Provided data:
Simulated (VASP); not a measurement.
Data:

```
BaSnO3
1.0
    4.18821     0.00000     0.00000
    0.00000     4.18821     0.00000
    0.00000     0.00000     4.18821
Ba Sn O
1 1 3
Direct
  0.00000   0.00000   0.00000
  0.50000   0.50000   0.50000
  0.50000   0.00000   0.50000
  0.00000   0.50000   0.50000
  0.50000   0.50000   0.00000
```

Required action:
All records shown above are to be repeated exactly.

Response:
Simulated (VASP); not a measurement.
Data:

```
BaSnO3
1.0
    4.18821     0.00000     0.00000
    0.00000     4.18821     0.00000
    0.00000     0.00000     4.18821
Ba Sn O
1 1 3
Direct
  0.00000   0.00000   0.00000
  0.50000   0.50000   0.50000
  0.50000   0.00000   0.50000
  0.00000   0.50000   0.50000
  0.50000   0.50000   0.00000
```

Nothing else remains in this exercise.